Nothing but an exact copy of the data should be given.

══════════════════════════════

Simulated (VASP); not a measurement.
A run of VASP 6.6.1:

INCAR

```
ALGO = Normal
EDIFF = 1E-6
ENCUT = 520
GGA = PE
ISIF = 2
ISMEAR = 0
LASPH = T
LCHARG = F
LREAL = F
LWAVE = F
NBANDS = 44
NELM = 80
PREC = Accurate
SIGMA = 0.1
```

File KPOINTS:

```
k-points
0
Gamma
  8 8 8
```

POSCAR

══════════════════════════════

_Your response_
Simulated (VASP); not a measurement.
A run of VASP 6.6.1:

INCAR

```
ALGO = Normal
EDIFF = 1E-6
ENCUT = 520
GGA = PE
ISIF = 2
ISMEAR = 0
LASPH = T
LCHARG = F
LREAL = F
LWAVE = F
NBANDS = 44
NELM = 80
PREC = Accurate
SIGMA = 0.1
```

File KPOINTS:

```
k-points
0
Gamma
  8 8 8
```

POSCAR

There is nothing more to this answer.